**Dataset excerpts:**
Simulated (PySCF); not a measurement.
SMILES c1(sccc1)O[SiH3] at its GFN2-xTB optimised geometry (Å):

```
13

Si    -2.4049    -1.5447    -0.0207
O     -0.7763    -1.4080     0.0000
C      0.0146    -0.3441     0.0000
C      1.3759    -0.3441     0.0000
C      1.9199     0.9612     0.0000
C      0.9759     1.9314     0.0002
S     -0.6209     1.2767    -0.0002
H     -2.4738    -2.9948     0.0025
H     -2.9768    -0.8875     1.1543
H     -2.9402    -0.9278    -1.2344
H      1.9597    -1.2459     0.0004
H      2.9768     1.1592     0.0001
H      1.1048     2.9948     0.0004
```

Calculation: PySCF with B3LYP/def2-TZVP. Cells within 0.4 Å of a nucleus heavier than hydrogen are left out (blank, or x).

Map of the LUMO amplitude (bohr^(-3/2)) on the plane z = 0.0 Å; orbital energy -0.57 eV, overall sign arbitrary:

**Assignment:** Quote every line of the data, word for word.

**Answer section:**
Simulated (PySCF); not a measurement.
SMILES c1(sccc1)O[SiH3] at its GFN2-xTB optimised geometry (Å):

```
13

Si    -2.4049    -1.5447    -0.0207
O     -0.7763    -1.4080     0.0000
C      0.0146    -0.3441     0.0000
C      1.3759    -0.3441     0.0000
C      1.9199     0.9612     0.0000
C      0.9759     1.9314     0.0002
S     -0.6209     1.2767    -0.0002
H     -2.4738    -2.9948     0.0025
H     -2.9768    -0.8875     1.1543
H     -2.9402    -0.9278    -1.2344
H      1.9597    -1.2459     0.0004
H      2.9768     1.1592     0.0001
H      1.1048     2.9948     0.0004
```

Calculation: PySCF with B3LYP/def2-TZVP. Cells within 0.4 Å of a nucleus heavier than hydrogen are left out (blank, or x).

Map of the LUMO amplitude (bohr^(-3/2)) on the plane z = 0.0 Å; orbital energy -0.57 eV, overall sign arbitrary:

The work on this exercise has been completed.